────────

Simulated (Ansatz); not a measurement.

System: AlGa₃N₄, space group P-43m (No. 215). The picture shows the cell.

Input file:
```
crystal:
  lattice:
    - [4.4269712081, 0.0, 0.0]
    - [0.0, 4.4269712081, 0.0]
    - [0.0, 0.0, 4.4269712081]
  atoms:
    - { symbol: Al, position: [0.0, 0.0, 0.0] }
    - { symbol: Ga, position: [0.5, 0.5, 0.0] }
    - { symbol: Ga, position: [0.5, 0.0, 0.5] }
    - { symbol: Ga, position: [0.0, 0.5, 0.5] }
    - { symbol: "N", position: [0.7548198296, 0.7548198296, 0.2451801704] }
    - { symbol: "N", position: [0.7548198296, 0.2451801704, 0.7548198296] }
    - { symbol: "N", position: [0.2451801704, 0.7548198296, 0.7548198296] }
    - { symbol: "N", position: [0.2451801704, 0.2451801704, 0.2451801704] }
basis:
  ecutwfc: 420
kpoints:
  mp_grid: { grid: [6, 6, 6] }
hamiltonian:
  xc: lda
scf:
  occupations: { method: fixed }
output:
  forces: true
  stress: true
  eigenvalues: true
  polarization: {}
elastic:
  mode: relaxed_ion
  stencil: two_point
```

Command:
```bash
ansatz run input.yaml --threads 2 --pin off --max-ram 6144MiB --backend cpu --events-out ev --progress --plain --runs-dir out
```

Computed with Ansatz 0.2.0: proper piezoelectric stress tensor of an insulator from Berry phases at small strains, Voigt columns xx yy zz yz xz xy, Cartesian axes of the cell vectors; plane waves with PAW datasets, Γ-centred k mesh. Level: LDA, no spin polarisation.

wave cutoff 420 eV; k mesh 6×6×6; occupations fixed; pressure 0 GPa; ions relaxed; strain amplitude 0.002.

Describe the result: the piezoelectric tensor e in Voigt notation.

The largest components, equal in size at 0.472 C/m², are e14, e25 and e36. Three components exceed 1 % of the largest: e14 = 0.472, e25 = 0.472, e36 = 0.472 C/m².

────────

Action item: Word for word, restate the data above from its first line down to and including the line with "Describe the result: the".

Task answer:
Simulated (Ansatz); not a measurement.

System: AlGa₃N₄, space group P-43m (No. 215). The picture shows the cell.

Input file:
```
crystal:
  lattice:
    - [4.4269712081, 0.0, 0.0]
    - [0.0, 4.4269712081, 0.0]
    - [0.0, 0.0, 4.4269712081]
  atoms:
    - { symbol: Al, position: [0.0, 0.0, 0.0] }
    - { symbol: Ga, position: [0.5, 0.5, 0.0] }
    - { symbol: Ga, position: [0.5, 0.0, 0.5] }
    - { symbol: Ga, position: [0.0, 0.5, 0.5] }
    - { symbol: "N", position: [0.7548198296, 0.7548198296, 0.2451801704] }
    - { symbol: "N", position: [0.7548198296, 0.2451801704, 0.7548198296] }
    - { symbol: "N", position: [0.2451801704, 0.7548198296, 0.7548198296] }
    - { symbol: "N", position: [0.2451801704, 0.2451801704, 0.2451801704] }
basis:
  ecutwfc: 420
kpoints:
  mp_grid: { grid: [6, 6, 6] }
hamiltonian:
  xc: lda
scf:
  occupations: { method: fixed }
output:
  forces: true
  stress: true
  eigenvalues: true
  polarization: {}
elastic:
  mode: relaxed_ion
  stencil: two_point
```

Command:
```bash
ansatz run input.yaml --threads 2 --pin off --max-ram 6144MiB --backend cpu --events-out ev --progress --plain --runs-dir out
```

Computed with Ansatz 0.2.0: proper piezoelectric stress tensor of an insulator from Berry phases at small strains, Voigt columns xx yy zz yz xz xy, Cartesian axes of the cell vectors; plane waves with PAW datasets, Γ-centred k mesh. Level: LDA, no spin polarisation.

wave cutoff 420 eV; k mesh 6×6×6; occupations fixed; pressure 0 GPa; ions relaxed; strain amplitude 0.002.

Describe the result: the piezoelectric tensor e in Voigt notation.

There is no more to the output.